**Assignment:**
Return the lines exactly as they stand, from the first of the material through the line containing "Do these settings".

**Input data:**
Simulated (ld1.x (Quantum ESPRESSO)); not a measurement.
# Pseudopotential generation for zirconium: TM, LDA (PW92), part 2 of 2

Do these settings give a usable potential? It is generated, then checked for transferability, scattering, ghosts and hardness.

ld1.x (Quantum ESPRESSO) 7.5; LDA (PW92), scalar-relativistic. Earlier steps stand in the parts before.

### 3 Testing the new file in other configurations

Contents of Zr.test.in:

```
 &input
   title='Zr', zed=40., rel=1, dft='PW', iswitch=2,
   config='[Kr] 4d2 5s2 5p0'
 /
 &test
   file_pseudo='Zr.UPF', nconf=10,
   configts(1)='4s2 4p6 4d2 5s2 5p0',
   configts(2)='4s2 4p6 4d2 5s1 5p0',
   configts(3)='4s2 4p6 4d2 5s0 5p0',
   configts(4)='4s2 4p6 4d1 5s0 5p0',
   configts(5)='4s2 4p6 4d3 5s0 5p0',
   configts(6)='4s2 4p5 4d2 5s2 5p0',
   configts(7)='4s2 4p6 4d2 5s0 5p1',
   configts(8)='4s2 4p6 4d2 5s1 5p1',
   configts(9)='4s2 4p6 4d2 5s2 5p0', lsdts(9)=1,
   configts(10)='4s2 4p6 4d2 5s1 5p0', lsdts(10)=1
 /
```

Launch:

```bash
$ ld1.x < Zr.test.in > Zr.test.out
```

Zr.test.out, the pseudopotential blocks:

**Response area:**
Simulated (ld1.x (Quantum ESPRESSO)); not a measurement.
# Pseudopotential generation for zirconium: TM, LDA (PW92), part 2 of 2

Do these settings give a usable potential? It is generated, then checked for transferability, scattering, ghosts and hardness.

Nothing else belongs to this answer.